Going down the data below, set down exactly the line with "Nref,n | 9.7e16 |" and each line after it through the line with "Figure: Band edges"; no other lines.

=== Records supplied ===

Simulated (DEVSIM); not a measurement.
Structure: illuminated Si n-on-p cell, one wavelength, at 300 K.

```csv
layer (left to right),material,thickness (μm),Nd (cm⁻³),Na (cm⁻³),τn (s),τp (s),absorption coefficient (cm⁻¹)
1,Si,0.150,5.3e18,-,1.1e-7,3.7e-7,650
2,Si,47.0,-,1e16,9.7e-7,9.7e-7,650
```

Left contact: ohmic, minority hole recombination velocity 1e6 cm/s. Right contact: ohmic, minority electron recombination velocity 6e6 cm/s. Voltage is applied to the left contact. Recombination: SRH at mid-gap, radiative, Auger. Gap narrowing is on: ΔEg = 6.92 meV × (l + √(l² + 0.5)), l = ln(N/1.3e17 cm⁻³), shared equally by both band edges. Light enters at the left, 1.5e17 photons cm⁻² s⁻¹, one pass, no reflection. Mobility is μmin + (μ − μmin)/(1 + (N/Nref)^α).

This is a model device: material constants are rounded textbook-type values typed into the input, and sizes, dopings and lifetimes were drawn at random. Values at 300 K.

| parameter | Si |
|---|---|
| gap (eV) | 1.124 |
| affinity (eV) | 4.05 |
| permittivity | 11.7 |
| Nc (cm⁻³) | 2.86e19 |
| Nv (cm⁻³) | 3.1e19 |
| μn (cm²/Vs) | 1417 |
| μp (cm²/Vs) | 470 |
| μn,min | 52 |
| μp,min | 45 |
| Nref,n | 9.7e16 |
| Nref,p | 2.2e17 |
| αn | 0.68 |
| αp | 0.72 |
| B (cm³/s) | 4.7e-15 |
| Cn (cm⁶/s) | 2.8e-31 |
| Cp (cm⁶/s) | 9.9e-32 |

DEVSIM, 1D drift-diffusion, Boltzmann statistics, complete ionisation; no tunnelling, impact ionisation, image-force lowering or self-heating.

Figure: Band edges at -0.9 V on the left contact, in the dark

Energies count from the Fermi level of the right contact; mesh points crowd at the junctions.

===

### Task answer
| Nref,n | 9.7e16 |
| Nref,p | 2.2e17 |
| αn | 0.68 |
| αp | 0.72 |
| B (cm³/s) | 4.7e-15 |
| Cn (cm⁶/s) | 2.8e-31 |
| Cp (cm⁶/s) | 9.9e-32 |

DEVSIM, 1D drift-diffusion, Boltzmann statistics, complete ionisation; no tunnelling, impact ionisation, image-force lowering or self-heating.

Figure: Band edges at -0.9 V on the left contact, in the dark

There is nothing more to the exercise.